- **Requirement**:
Once the line with "4.3 | +4.36 |" is found in the data, output it and each following line exactly, up to and including the line with "0.63 | +0.002 |", and nothing before or after.

- **Supplied data**:
++++++

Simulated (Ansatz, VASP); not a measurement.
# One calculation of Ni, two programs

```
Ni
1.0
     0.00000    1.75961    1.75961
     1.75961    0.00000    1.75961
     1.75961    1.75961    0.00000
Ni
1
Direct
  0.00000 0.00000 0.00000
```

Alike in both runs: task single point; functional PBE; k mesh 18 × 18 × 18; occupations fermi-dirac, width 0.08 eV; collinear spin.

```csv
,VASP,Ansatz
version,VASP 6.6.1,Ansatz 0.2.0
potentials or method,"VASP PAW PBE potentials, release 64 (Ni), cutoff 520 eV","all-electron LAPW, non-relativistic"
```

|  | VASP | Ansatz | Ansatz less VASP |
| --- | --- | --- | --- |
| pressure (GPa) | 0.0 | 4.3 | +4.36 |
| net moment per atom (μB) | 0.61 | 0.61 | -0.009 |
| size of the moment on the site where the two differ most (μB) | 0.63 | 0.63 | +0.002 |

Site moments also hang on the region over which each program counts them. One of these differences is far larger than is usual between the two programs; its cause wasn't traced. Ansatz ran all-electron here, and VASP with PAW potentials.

++++++

- **Exercise output**:
| pressure (GPa) | 0.0 | 4.3 | +4.36 |
| net moment per atom (μB) | 0.61 | 0.61 | -0.009 |
| size of the moment on the site where the two differ most (μB) | 0.63 | 0.63 | +0.002 |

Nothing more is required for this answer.